[Opening GIVEN INFORMATION section]

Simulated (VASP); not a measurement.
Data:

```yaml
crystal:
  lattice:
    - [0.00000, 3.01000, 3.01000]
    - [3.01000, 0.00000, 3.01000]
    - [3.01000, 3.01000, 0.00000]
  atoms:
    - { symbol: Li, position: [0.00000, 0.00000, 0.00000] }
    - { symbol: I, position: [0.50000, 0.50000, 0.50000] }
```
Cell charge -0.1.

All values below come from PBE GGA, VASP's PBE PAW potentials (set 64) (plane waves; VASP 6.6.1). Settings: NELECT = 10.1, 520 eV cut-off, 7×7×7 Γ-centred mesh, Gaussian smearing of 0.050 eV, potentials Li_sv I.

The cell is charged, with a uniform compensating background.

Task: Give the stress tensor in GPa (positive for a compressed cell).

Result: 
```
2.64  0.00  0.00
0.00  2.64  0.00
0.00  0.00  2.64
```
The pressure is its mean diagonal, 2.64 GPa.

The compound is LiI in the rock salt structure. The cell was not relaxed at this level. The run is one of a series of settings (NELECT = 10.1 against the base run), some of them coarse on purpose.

[Closing GIVEN INFORMATION section]

WORK INSTRUCTION – Return a word-for-word copy of the lines from the beginning of the listing to the line holding "The pressure is its mean diagonal, 2.64 GPa.", both kept.

YOUR RESPONSE –
Simulated (VASP); not a measurement.
Data:

```yaml
crystal:
  lattice:
    - [0.00000, 3.01000, 3.01000]
    - [3.01000, 0.00000, 3.01000]
    - [3.01000, 3.01000, 0.00000]
  atoms:
    - { symbol: Li, position: [0.00000, 0.00000, 0.00000] }
    - { symbol: I, position: [0.50000, 0.50000, 0.50000] }
```
Cell charge -0.1.

All values below come from PBE GGA, VASP's PBE PAW potentials (set 64) (plane waves; VASP 6.6.1). Settings: NELECT = 10.1, 520 eV cut-off, 7×7×7 Γ-centred mesh, Gaussian smearing of 0.050 eV, potentials Li_sv I.

The cell is charged, with a uniform compensating background.

Task: Give the stress tensor in GPa (positive for a compressed cell).

Result: 
```
2.64  0.00  0.00
0.00  2.64  0.00
0.00  0.00  2.64
```
The pressure is its mean diagonal, 2.64 GPa.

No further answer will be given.